Work task :: Where the records below reach the line containing "# Stacked nanosheet", start transcribing, and end with the line containing "Ns sheets share", exactly and with nothing else added.

Listed records ::
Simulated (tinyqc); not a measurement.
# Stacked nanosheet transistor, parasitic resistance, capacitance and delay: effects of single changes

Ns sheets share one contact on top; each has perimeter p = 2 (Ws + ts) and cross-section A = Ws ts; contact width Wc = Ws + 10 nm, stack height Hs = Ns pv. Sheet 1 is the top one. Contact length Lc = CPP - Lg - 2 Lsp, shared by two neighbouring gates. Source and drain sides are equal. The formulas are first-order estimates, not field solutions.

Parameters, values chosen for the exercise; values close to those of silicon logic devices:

Written answer ::
# Stacked nanosheet transistor, parasitic resistance, capacitance and delay: effects of single changes

Ns sheets share one contact on top; each has perimeter p = 2 (Ws + ts) and cross-section A = Ws ts; contact width Wc = Ws + 10 nm, stack height Hs = Ns pv. Sheet 1 is the top one. Contact length Lc = CPP - Lg - 2 Lsp, shared by two neighbouring gates. Source and drain sides are equal. The formulas are first-order estimates, not field solutions.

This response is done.